» Exercise
Return the full listing exactly as it is written.

[Opening Data records section]

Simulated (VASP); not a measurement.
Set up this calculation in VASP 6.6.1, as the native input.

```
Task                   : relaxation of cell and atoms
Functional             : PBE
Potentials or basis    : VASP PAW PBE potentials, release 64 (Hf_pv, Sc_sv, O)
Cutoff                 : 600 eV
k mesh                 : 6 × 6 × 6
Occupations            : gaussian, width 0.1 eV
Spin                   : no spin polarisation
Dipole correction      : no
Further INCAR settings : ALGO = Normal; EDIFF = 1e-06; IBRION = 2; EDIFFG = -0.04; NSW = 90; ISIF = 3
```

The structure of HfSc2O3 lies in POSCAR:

[Closing Data records section]

» Worked solution
Simulated (VASP); not a measurement.
Set up this calculation in VASP 6.6.1, as the native input.

```
Task                   : relaxation of cell and atoms
Functional             : PBE
Potentials or basis    : VASP PAW PBE potentials, release 64 (Hf_pv, Sc_sv, O)
Cutoff                 : 600 eV
k mesh                 : 6 × 6 × 6
Occupations            : gaussian, width 0.1 eV
Spin                   : no spin polarisation
Dipole correction      : no
Further INCAR settings : ALGO = Normal; EDIFF = 1e-06; IBRION = 2; EDIFFG = -0.04; NSW = 90; ISIF = 3
```

The structure of HfSc2O3 lies in POSCAR:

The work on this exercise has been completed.